_Given information_.
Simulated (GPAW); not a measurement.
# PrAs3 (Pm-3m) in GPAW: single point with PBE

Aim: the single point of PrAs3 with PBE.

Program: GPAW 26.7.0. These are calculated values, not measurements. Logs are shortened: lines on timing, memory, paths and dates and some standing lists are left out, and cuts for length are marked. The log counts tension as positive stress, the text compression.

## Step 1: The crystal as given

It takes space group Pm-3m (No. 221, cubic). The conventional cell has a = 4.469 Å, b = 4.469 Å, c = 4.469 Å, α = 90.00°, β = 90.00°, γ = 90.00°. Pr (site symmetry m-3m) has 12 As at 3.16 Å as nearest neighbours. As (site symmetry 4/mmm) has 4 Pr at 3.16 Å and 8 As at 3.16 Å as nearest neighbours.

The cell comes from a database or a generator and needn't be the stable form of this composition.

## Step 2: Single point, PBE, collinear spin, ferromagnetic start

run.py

_Assigned task_.
Write the entries out a second time. Match them exactly.

_Response_.
Simulated (GPAW); not a measurement.
# PrAs3 (Pm-3m) in GPAW: single point with PBE

Aim: the single point of PrAs3 with PBE.

Program: GPAW 26.7.0. These are calculated values, not measurements. Logs are shortened: lines on timing, memory, paths and dates and some standing lists are left out, and cuts for length are marked. The log counts tension as positive stress, the text compression.

## Step 1: The crystal as given

It takes space group Pm-3m (No. 221, cubic). The conventional cell has a = 4.469 Å, b = 4.469 Å, c = 4.469 Å, α = 90.00°, β = 90.00°, γ = 90.00°. Pr (site symmetry m-3m) has 12 As at 3.16 Å as nearest neighbours. As (site symmetry 4/mmm) has 4 Pr at 3.16 Å and 8 As at 3.16 Å as nearest neighbours.

The cell comes from a database or a generator and needn't be the stable form of this composition.

## Step 2: Single point, PBE, collinear spin, ferromagnetic start

run.py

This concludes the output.